SUPPLIED ENTRIES -
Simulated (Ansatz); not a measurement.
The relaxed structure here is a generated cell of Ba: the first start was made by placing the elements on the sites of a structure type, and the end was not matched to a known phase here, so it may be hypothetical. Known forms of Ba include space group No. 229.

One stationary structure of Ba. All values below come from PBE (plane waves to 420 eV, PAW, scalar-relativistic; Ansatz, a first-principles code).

ASSIGNED TASK - Each entry above has to be transcribed exactly as it appears.

EXERCISE RESULT -
Simulated (Ansatz); not a measurement.
The relaxed structure here is a generated cell of Ba: the first start was made by placing the elements on the sites of a structure type, and the end was not matched to a known phase here, so it may be hypothetical. Known forms of Ba include space group No. 229.

One stationary structure of Ba. All values below come from PBE (plane waves to 420 eV, PAW, scalar-relativistic; Ansatz, a first-principles code).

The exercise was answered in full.